Content starts

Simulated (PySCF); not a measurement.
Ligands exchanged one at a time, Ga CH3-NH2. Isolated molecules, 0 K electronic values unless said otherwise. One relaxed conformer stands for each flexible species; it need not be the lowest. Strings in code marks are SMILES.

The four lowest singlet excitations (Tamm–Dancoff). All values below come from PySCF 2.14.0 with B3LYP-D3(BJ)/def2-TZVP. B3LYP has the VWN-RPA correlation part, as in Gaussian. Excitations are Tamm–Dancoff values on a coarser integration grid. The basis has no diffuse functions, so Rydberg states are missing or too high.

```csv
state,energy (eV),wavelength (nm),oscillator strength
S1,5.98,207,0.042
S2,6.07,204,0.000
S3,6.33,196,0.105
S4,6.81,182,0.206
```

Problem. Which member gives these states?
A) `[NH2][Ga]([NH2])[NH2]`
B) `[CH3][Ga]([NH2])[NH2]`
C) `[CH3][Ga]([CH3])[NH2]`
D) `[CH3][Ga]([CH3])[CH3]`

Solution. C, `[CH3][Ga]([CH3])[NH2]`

Content ends

* Action item *
What is needed is an exact copy of all the entries.

* Exercise solution *
Simulated (PySCF); not a measurement.
Ligands exchanged one at a time, Ga CH3-NH2. Isolated molecules, 0 K electronic values unless said otherwise. One relaxed conformer stands for each flexible species; it need not be the lowest. Strings in code marks are SMILES.

The four lowest singlet excitations (Tamm–Dancoff). All values below come from PySCF 2.14.0 with B3LYP-D3(BJ)/def2-TZVP. B3LYP has the VWN-RPA correlation part, as in Gaussian. Excitations are Tamm–Dancoff values on a coarser integration grid. The basis has no diffuse functions, so Rydberg states are missing or too high.

```csv
state,energy (eV),wavelength (nm),oscillator strength
S1,5.98,207,0.042
S2,6.07,204,0.000
S3,6.33,196,0.105
S4,6.81,182,0.206
```

Problem. Which member gives these states?
A) `[NH2][Ga]([NH2])[NH2]`
B) `[CH3][Ga]([NH2])[NH2]`
C) `[CH3][Ga]([CH3])[NH2]`
D) `[CH3][Ga]([CH3])[CH3]`

Solution. C, `[CH3][Ga]([CH3])[NH2]`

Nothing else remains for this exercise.